__Dataset records__
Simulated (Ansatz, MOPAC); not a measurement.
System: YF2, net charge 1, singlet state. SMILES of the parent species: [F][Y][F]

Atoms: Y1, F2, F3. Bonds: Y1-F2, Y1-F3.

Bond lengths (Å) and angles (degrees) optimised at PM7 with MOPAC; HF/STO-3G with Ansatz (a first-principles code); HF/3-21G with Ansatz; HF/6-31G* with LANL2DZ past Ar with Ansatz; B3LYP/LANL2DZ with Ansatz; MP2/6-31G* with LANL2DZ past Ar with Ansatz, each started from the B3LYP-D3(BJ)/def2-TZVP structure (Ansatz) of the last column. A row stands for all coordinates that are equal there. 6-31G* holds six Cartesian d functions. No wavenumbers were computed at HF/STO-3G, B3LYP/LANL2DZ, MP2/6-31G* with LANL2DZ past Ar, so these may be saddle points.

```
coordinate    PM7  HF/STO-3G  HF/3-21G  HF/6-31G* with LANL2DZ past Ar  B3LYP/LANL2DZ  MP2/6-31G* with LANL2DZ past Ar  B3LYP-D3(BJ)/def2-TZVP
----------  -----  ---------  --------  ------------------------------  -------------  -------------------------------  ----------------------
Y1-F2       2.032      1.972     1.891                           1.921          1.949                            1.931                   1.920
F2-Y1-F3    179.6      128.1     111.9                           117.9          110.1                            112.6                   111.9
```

__Work request__
Nothing but the lines from the first line of the data through the line with "Atoms: Y1, F2, F3. Bonds: Y1-F2, Y1-F3." should be returned, exactly as they appear, both ends included.

__Task result__
Simulated (Ansatz, MOPAC); not a measurement.
System: YF2, net charge 1, singlet state. SMILES of the parent species: [F][Y][F]

Atoms: Y1, F2, F3. Bonds: Y1-F2, Y1-F3.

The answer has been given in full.